= Beginning of Section =

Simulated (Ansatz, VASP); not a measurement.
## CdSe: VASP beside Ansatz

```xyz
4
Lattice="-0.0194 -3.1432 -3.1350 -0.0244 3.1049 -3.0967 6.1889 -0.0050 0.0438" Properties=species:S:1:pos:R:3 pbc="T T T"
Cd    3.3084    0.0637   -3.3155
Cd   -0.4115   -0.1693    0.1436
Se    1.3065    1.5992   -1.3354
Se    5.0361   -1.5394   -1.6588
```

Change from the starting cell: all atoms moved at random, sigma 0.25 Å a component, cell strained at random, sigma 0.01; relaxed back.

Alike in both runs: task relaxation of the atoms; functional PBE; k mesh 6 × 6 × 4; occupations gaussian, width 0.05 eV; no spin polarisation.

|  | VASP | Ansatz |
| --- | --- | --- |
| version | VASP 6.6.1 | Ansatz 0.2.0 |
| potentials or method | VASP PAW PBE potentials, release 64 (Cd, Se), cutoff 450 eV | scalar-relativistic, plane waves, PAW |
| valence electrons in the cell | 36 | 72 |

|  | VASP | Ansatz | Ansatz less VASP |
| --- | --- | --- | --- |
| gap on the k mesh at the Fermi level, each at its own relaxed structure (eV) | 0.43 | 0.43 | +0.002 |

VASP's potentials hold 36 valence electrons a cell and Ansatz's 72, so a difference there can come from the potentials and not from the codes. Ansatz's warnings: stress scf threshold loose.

= End of Section =

• **Required action**
What is needed is an exact transcription of every entry.

• **Answer area**
Simulated (Ansatz, VASP); not a measurement.
## CdSe: VASP beside Ansatz

```xyz
4
Lattice="-0.0194 -3.1432 -3.1350 -0.0244 3.1049 -3.0967 6.1889 -0.0050 0.0438" Properties=species:S:1:pos:R:3 pbc="T T T"
Cd    3.3084    0.0637   -3.3155
Cd   -0.4115   -0.1693    0.1436
Se    1.3065    1.5992   -1.3354
Se    5.0361   -1.5394   -1.6588
```

Change from the starting cell: all atoms moved at random, sigma 0.25 Å a component, cell strained at random, sigma 0.01; relaxed back.

Alike in both runs: task relaxation of the atoms; functional PBE; k mesh 6 × 6 × 4; occupations gaussian, width 0.05 eV; no spin polarisation.

|  | VASP | Ansatz |
| --- | --- | --- |
| version | VASP 6.6.1 | Ansatz 0.2.0 |
| potentials or method | VASP PAW PBE potentials, release 64 (Cd, Se), cutoff 450 eV | scalar-relativistic, plane waves, PAW |
| valence electrons in the cell | 36 | 72 |

|  | VASP | Ansatz | Ansatz less VASP |
| --- | --- | --- | --- |
| gap on the k mesh at the Fermi level, each at its own relaxed structure (eV) | 0.43 | 0.43 | +0.002 |

VASP's potentials hold 36 valence electrons a cell and Ansatz's 72, so a difference there can come from the potentials and not from the codes. Ansatz's warnings: stress scf threshold loose.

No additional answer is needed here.